[Task item]:
Start the output with the opening line of the listing below and continue, reproducing each line exactly, up to and including the line that contains "A: 41.7 GPa.".

[Supplied material]:
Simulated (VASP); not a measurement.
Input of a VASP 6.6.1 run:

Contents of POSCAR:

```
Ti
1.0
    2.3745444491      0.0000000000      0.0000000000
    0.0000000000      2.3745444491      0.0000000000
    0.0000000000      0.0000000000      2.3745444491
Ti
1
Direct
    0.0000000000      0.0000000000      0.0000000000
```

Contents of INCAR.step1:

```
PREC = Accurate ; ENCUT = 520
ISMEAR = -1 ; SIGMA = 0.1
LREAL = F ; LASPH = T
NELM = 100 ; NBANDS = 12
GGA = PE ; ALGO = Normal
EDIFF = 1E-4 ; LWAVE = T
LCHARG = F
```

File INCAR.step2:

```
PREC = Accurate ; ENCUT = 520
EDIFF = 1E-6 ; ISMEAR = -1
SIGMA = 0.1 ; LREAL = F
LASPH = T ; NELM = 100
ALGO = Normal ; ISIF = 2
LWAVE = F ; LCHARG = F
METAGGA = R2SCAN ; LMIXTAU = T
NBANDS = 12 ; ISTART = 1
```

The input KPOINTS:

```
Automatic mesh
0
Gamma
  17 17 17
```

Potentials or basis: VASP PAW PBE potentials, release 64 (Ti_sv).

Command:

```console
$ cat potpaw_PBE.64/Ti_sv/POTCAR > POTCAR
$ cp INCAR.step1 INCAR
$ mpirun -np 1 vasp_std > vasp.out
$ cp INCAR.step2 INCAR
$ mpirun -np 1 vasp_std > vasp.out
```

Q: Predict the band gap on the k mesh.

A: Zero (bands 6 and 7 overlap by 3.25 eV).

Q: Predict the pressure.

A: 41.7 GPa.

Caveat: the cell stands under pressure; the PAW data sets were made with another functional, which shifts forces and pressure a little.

[Exercise answer]:
Simulated (VASP); not a measurement.
Input of a VASP 6.6.1 run:

Contents of POSCAR:

```
Ti
1.0
    2.3745444491      0.0000000000      0.0000000000
    0.0000000000      2.3745444491      0.0000000000
    0.0000000000      0.0000000000      2.3745444491
Ti
1
Direct
    0.0000000000      0.0000000000      0.0000000000
```

Contents of INCAR.step1:

```
PREC = Accurate ; ENCUT = 520
ISMEAR = -1 ; SIGMA = 0.1
LREAL = F ; LASPH = T
NELM = 100 ; NBANDS = 12
GGA = PE ; ALGO = Normal
EDIFF = 1E-4 ; LWAVE = T
LCHARG = F
```

File INCAR.step2:

```
PREC = Accurate ; ENCUT = 520
EDIFF = 1E-6 ; ISMEAR = -1
SIGMA = 0.1 ; LREAL = F
LASPH = T ; NELM = 100
ALGO = Normal ; ISIF = 2
LWAVE = F ; LCHARG = F
METAGGA = R2SCAN ; LMIXTAU = T
NBANDS = 12 ; ISTART = 1
```

The input KPOINTS:

```
Automatic mesh
0
Gamma
  17 17 17
```

Potentials or basis: VASP PAW PBE potentials, release 64 (Ti_sv).

Command:

```console
$ cat potpaw_PBE.64/Ti_sv/POTCAR > POTCAR
$ cp INCAR.step1 INCAR
$ mpirun -np 1 vasp_std > vasp.out
$ cp INCAR.step2 INCAR
$ mpirun -np 1 vasp_std > vasp.out
```

Q: Predict the band gap on the k mesh.

A: Zero (bands 6 and 7 overlap by 3.25 eV).

Q: Predict the pressure.

A: 41.7 GPa.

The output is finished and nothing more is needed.